• • • • •

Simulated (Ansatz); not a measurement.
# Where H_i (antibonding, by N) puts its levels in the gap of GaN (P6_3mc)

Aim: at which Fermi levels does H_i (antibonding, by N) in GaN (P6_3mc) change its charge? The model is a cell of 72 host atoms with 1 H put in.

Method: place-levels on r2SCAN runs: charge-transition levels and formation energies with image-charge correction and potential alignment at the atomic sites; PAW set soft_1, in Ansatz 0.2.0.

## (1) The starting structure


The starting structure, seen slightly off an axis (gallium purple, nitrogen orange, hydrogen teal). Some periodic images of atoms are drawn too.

• • • • •

▸ **Assigned task**
A word-for-word transcription of the listing above is what the answer should contain.

▸ **Exercise answer**
Simulated (Ansatz); not a measurement.
# Where H_i (antibonding, by N) puts its levels in the gap of GaN (P6_3mc)

Aim: at which Fermi levels does H_i (antibonding, by N) in GaN (P6_3mc) change its charge? The model is a cell of 72 host atoms with 1 H put in.

Method: place-levels on r2SCAN runs: charge-transition levels and formation energies with image-charge correction and potential alignment at the atomic sites; PAW set soft_1, in Ansatz 0.2.0.

## (1) The starting structure


The starting structure, seen slightly off an axis (gallium purple, nitrogen orange, hydrogen teal). Some periodic images of atoms are drawn too.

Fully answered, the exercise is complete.